[Action item]
Return the opening lines of the material, word for word. End with the line that contains "These are the".

[Material shown]
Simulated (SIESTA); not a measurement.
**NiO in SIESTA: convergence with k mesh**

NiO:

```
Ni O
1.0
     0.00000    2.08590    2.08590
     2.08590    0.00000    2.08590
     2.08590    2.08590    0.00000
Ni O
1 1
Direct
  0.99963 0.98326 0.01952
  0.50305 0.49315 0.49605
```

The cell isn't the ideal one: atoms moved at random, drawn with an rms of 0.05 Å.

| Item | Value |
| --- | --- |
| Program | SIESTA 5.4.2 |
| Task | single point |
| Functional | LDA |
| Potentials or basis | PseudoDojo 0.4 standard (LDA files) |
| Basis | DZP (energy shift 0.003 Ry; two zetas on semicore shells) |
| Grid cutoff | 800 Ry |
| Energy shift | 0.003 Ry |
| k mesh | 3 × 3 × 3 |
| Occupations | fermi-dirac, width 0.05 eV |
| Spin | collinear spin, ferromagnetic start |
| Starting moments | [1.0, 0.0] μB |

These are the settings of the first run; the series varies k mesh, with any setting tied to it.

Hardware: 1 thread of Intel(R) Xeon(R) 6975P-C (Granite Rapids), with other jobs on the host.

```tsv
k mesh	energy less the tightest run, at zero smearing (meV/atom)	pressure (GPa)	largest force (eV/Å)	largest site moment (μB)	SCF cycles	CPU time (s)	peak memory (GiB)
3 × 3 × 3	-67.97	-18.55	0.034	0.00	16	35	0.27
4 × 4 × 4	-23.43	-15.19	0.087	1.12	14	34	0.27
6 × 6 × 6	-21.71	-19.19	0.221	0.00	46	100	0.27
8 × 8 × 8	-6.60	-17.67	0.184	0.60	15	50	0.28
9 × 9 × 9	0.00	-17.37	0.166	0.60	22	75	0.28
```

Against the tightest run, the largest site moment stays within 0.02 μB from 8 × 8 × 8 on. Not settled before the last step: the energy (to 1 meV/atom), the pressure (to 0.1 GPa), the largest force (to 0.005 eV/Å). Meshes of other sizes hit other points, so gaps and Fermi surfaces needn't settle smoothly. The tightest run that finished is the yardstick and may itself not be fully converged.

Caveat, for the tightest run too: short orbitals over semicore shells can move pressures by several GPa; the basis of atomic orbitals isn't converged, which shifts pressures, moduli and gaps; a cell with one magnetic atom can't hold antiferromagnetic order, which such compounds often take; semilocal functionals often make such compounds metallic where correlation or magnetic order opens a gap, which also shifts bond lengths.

[Your response]
Simulated (SIESTA); not a measurement.
**NiO in SIESTA: convergence with k mesh**

NiO:

```
Ni O
1.0
     0.00000    2.08590    2.08590
     2.08590    0.00000    2.08590
     2.08590    2.08590    0.00000
Ni O
1 1
Direct
  0.99963 0.98326 0.01952
  0.50305 0.49315 0.49605
```

The cell isn't the ideal one: atoms moved at random, drawn with an rms of 0.05 Å.

| Item | Value |
| --- | --- |
| Program | SIESTA 5.4.2 |
| Task | single point |
| Functional | LDA |
| Potentials or basis | PseudoDojo 0.4 standard (LDA files) |
| Basis | DZP (energy shift 0.003 Ry; two zetas on semicore shells) |
| Grid cutoff | 800 Ry |
| Energy shift | 0.003 Ry |
| k mesh | 3 × 3 × 3 |
| Occupations | fermi-dirac, width 0.05 eV |
| Spin | collinear spin, ferromagnetic start |
| Starting moments | [1.0, 0.0] μB |

These are the settings of the first run; the series varies k mesh, with any setting tied to it.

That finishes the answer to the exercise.